_Task item_.
No line of the records may be dropped; print them all again exactly.

_Available data_.
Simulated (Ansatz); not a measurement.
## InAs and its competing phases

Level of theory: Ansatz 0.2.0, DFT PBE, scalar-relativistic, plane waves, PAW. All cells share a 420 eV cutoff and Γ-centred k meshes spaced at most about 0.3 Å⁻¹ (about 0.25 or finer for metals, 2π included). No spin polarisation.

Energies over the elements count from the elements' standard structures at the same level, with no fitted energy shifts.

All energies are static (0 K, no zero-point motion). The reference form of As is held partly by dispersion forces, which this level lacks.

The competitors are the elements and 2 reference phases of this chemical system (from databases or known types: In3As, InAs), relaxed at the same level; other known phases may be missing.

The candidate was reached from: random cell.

_Reply_.
Simulated (Ansatz); not a measurement.
## InAs and its competing phases

Level of theory: Ansatz 0.2.0, DFT PBE, scalar-relativistic, plane waves, PAW. All cells share a 420 eV cutoff and Γ-centred k meshes spaced at most about 0.3 Å⁻¹ (about 0.25 or finer for metals, 2π included). No spin polarisation.

Energies over the elements count from the elements' standard structures at the same level, with no fitted energy shifts.

All energies are static (0 K, no zero-point motion). The reference form of As is held partly by dispersion forces, which this level lacks.

The competitors are the elements and 2 reference phases of this chemical system (from databases or known types: In3As, InAs), relaxed at the same level; other known phases may be missing.

The candidate was reached from: random cell.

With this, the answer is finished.